### SUPPLIED ENTRIES
::::::
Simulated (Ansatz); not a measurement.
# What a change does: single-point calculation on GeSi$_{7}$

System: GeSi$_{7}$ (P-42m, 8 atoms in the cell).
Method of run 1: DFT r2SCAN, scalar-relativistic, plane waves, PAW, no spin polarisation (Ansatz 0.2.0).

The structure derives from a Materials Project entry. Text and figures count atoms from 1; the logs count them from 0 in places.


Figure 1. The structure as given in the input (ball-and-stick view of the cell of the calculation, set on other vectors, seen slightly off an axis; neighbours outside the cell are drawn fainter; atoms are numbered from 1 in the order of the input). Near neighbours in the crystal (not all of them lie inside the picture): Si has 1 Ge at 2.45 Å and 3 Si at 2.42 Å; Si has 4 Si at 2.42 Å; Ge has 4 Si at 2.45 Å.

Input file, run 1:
::::::

From the top of the listing above, restate each line word for word up to and including the line with "Method of run"; add nothing else.

### RESPONSE AREA
Simulated (Ansatz); not a measurement.
# What a change does: single-point calculation on GeSi$_{7}$

System: GeSi$_{7}$ (P-42m, 8 atoms in the cell).
Method of run 1: DFT r2SCAN, scalar-relativistic, plane waves, PAW, no spin polarisation (Ansatz 0.2.0).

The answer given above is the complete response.